| WORK TASK |
Transcribe the listing word for word. Begin at its first line and end with the line containing "Unless said otherwise, spin-orbit".

| RAW DATA |
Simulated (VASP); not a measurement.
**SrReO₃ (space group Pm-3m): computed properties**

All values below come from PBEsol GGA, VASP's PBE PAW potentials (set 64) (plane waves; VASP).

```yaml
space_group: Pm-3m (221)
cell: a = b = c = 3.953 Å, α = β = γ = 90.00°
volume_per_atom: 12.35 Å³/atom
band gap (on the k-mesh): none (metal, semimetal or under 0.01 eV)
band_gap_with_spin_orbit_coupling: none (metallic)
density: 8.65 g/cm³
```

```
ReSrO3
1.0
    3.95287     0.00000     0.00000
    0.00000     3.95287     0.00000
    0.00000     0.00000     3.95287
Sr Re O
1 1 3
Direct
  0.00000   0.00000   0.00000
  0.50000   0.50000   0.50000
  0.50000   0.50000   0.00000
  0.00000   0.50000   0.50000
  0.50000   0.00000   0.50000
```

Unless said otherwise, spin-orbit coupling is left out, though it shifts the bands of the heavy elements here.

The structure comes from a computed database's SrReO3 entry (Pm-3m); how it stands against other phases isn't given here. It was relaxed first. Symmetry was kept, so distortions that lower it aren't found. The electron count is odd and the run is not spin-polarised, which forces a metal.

| ANSWER BOX |
Simulated (VASP); not a measurement.
**SrReO₃ (space group Pm-3m): computed properties**

All values below come from PBEsol GGA, VASP's PBE PAW potentials (set 64) (plane waves; VASP).

```yaml
space_group: Pm-3m (221)
cell: a = b = c = 3.953 Å, α = β = γ = 90.00°
volume_per_atom: 12.35 Å³/atom
band gap (on the k-mesh): none (metal, semimetal or under 0.01 eV)
band_gap_with_spin_orbit_coupling: none (metallic)
density: 8.65 g/cm³
```

```
ReSrO3
1.0
    3.95287     0.00000     0.00000
    0.00000     3.95287     0.00000
    0.00000     0.00000     3.95287
Sr Re O
1 1 3
Direct
  0.00000   0.00000   0.00000
  0.50000   0.50000   0.50000
  0.50000   0.50000   0.00000
  0.00000   0.50000   0.50000
  0.50000   0.00000   0.50000
```

Unless said otherwise, spin-orbit coupling is left out, though it shifts the bands of the heavy elements here.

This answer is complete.